• Provided material
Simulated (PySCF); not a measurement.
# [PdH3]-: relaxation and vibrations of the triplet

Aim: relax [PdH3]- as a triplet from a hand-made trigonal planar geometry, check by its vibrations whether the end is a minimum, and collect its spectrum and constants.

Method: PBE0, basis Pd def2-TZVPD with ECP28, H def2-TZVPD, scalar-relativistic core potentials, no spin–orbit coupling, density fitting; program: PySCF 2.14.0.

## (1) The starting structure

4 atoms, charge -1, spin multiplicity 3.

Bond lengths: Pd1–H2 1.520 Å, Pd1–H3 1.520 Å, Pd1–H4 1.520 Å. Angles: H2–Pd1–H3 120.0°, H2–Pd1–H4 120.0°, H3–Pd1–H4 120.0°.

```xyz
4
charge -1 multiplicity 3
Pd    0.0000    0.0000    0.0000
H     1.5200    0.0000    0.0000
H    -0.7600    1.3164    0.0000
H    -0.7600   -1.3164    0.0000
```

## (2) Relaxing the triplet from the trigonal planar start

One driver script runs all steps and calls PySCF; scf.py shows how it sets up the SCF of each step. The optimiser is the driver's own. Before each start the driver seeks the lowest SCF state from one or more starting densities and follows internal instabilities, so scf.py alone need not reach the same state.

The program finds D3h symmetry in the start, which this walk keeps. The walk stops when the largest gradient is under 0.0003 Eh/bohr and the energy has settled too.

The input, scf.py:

• Task item
From the first line to the last, repeat the records exactly.

• Result
Simulated (PySCF); not a measurement.
# [PdH3]-: relaxation and vibrations of the triplet

Aim: relax [PdH3]- as a triplet from a hand-made trigonal planar geometry, check by its vibrations whether the end is a minimum, and collect its spectrum and constants.

Method: PBE0, basis Pd def2-TZVPD with ECP28, H def2-TZVPD, scalar-relativistic core potentials, no spin–orbit coupling, density fitting; program: PySCF 2.14.0.

## (1) The starting structure

4 atoms, charge -1, spin multiplicity 3.

Bond lengths: Pd1–H2 1.520 Å, Pd1–H3 1.520 Å, Pd1–H4 1.520 Å. Angles: H2–Pd1–H3 120.0°, H2–Pd1–H4 120.0°, H3–Pd1–H4 120.0°.

```xyz
4
charge -1 multiplicity 3
Pd    0.0000    0.0000    0.0000
H     1.5200    0.0000    0.0000
H    -0.7600    1.3164    0.0000
H    -0.7600   -1.3164    0.0000
```

## (2) Relaxing the triplet from the trigonal planar start

One driver script runs all steps and calls PySCF; scf.py shows how it sets up the SCF of each step. The optimiser is the driver's own. Before each start the driver seeks the lowest SCF state from one or more starting densities and follows internal instabilities, so scf.py alone need not reach the same state.

The program finds D3h symmetry in the start, which this walk keeps. The walk stops when the largest gradient is under 0.0003 Eh/bohr and the energy has settled too.

The input, scf.py:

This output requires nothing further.